[WORK INSTRUCTION] Stopping right after the line with "- Program: VASP 6.6.1", please reproduce the material below exactly from its first line.

[DATA FOR REVIEW]
——————————

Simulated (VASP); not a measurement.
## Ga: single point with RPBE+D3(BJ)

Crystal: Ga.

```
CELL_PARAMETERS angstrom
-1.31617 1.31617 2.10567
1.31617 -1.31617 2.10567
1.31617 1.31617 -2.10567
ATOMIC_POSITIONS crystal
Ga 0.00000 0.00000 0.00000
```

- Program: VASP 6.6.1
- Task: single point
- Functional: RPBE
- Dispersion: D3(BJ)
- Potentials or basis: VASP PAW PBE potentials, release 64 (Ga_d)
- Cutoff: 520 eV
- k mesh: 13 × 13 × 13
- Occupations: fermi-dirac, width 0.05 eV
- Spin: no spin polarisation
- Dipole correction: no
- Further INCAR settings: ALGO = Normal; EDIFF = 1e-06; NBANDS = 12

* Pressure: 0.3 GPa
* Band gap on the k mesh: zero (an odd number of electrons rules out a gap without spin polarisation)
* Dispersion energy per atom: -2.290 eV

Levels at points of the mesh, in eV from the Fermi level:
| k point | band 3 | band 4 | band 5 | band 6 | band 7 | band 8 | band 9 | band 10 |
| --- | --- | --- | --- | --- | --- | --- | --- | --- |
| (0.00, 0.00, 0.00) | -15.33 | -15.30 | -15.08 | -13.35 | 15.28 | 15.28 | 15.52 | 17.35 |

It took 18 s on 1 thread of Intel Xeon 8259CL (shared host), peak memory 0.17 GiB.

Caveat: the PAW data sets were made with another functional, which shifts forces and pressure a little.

——————————

[EXERCISE RESULT]
Simulated (VASP); not a measurement.
## Ga: single point with RPBE+D3(BJ)

Crystal: Ga.

```
CELL_PARAMETERS angstrom
-1.31617 1.31617 2.10567
1.31617 -1.31617 2.10567
1.31617 1.31617 -2.10567
ATOMIC_POSITIONS crystal
Ga 0.00000 0.00000 0.00000
```

- Program: VASP 6.6.1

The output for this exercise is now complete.